Return precisely the opening lines of the listing below, ending with the line that contains "### 1. The structure".

• • • • •

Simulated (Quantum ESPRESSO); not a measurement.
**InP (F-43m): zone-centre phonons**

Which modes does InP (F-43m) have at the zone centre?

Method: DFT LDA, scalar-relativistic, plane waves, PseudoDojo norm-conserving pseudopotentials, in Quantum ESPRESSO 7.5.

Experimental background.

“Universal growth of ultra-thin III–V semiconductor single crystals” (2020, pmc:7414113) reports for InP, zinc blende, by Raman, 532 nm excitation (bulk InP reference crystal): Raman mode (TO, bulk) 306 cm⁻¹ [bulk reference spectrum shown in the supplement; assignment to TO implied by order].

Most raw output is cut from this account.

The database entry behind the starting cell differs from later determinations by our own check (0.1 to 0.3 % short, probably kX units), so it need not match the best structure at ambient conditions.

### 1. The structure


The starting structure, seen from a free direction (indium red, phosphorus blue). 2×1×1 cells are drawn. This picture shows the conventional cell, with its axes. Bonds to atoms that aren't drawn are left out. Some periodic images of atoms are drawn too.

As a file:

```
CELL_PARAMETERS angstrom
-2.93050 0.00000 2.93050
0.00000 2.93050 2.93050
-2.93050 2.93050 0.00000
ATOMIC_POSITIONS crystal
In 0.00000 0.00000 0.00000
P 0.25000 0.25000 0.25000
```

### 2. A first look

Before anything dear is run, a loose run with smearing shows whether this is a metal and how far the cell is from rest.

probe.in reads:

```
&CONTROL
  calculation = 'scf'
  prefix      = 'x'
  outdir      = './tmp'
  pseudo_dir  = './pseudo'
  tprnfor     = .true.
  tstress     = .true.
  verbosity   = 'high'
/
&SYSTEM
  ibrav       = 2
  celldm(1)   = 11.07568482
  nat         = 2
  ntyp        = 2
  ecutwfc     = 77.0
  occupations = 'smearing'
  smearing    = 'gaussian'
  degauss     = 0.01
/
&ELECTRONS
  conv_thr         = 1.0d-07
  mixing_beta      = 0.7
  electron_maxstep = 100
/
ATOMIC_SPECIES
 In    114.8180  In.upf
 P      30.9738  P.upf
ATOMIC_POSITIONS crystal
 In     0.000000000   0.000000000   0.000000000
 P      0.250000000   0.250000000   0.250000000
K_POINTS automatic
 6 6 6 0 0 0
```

• • • • •

§ EXERCISE OUTPUT:
Simulated (Quantum ESPRESSO); not a measurement.
**InP (F-43m): zone-centre phonons**

Which modes does InP (F-43m) have at the zone centre?

Method: DFT LDA, scalar-relativistic, plane waves, PseudoDojo norm-conserving pseudopotentials, in Quantum ESPRESSO 7.5.

Experimental background.

“Universal growth of ultra-thin III–V semiconductor single crystals” (2020, pmc:7414113) reports for InP, zinc blende, by Raman, 532 nm excitation (bulk InP reference crystal): Raman mode (TO, bulk) 306 cm⁻¹ [bulk reference spectrum shown in the supplement; assignment to TO implied by order].

Most raw output is cut from this account.

The database entry behind the starting cell differs from later determinations by our own check (0.1 to 0.3 % short, probably kX units), so it need not match the best structure at ambient conditions.

### 1. The structure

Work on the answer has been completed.